· · · · · · ·

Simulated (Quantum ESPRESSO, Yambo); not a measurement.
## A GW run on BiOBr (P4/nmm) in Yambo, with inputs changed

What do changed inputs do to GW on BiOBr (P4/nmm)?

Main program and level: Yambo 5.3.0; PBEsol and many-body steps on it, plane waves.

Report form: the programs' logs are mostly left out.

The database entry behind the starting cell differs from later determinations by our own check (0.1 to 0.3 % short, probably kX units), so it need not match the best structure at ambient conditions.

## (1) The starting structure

· · · · · · ·

Print out every entry, keeping each one exact.

▸ TASK RESULT
Simulated (Quantum ESPRESSO, Yambo); not a measurement.
## A GW run on BiOBr (P4/nmm) in Yambo, with inputs changed

What do changed inputs do to GW on BiOBr (P4/nmm)?

Main program and level: Yambo 5.3.0; PBEsol and many-body steps on it, plane waves.

Report form: the programs' logs are mostly left out.

The database entry behind the starting cell differs from later determinations by our own check (0.1 to 0.3 % short, probably kX units), so it need not match the best structure at ambient conditions.

## (1) The starting structure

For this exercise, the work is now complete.